**WORK ORDER:**
Up to and including the line containing "Charge +1, spin multiplicity 1.", set down each line of the entries below exactly, starting from the first, and leave out the rest.

= Beginning of Section =

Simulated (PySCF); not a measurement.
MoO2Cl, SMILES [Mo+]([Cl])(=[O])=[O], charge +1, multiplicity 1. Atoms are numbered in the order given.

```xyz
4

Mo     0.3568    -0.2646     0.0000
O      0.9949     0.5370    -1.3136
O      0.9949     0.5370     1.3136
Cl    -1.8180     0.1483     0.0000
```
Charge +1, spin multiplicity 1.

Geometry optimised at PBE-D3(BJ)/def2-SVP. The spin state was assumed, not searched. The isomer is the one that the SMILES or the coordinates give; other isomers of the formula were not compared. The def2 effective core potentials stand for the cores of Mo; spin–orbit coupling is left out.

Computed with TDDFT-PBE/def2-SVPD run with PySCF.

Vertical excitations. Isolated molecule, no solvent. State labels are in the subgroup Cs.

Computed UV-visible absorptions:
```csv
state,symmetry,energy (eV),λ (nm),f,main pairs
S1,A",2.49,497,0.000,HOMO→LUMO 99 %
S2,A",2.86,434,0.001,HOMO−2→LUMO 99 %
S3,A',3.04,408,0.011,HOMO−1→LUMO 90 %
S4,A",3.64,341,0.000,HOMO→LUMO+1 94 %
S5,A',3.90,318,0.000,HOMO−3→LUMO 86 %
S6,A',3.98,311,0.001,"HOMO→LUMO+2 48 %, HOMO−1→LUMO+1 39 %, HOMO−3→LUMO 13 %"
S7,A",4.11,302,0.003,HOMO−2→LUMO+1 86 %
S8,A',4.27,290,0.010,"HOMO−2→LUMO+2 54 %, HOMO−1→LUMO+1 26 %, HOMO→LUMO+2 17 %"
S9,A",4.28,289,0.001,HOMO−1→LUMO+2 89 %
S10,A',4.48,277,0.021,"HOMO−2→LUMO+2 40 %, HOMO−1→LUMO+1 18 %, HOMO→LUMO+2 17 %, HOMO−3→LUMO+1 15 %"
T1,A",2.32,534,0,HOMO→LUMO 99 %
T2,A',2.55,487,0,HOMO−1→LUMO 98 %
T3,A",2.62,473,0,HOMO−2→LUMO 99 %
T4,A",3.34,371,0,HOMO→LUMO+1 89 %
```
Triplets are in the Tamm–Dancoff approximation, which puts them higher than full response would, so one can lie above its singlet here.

= End of Section =

**EXERCISE SOLUTION:**
Simulated (PySCF); not a measurement.
MoO2Cl, SMILES [Mo+]([Cl])(=[O])=[O], charge +1, multiplicity 1. Atoms are numbered in the order given.

```xyz
4

Mo     0.3568    -0.2646     0.0000
O      0.9949     0.5370    -1.3136
O      0.9949     0.5370     1.3136
Cl    -1.8180     0.1483     0.0000
```
Charge +1, spin multiplicity 1.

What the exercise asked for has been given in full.